=-=-=-=-=

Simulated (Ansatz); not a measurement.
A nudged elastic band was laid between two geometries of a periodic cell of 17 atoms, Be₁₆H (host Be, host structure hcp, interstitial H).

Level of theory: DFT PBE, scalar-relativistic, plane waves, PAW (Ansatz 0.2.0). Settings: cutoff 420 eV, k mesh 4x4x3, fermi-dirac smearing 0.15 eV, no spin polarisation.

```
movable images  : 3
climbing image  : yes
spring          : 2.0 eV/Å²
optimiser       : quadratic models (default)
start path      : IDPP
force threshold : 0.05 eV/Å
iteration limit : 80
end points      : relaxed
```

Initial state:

=-=-=-=-=

_Assignment_. Transcribe the material exactly, stopping after the "A nudged elastic" line.

_Written response_.
Simulated (Ansatz); not a measurement.
A nudged elastic band was laid between two geometries of a periodic cell of 17 atoms, Be₁₆H (host Be, host structure hcp, interstitial H).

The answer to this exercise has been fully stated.